◆ Recorded information:
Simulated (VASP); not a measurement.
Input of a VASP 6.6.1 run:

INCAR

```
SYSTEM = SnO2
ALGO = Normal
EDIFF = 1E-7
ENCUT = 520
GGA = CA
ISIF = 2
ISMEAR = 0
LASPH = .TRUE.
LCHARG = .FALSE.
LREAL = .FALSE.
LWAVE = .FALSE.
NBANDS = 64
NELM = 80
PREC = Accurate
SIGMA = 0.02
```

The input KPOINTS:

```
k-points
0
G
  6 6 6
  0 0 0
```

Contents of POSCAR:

◆ Exercise:
Please retype all of the records, keeping each line exactly as it is.

◆ Written solution:
Simulated (VASP); not a measurement.
Input of a VASP 6.6.1 run:

INCAR

```
SYSTEM = SnO2
ALGO = Normal
EDIFF = 1E-7
ENCUT = 520
GGA = CA
ISIF = 2
ISMEAR = 0
LASPH = .TRUE.
LCHARG = .FALSE.
LREAL = .FALSE.
LWAVE = .FALSE.
NBANDS = 64
NELM = 80
PREC = Accurate
SIGMA = 0.02
```

The input KPOINTS:

```
k-points
0
G
  6 6 6
  0 0 0
```

Contents of POSCAR:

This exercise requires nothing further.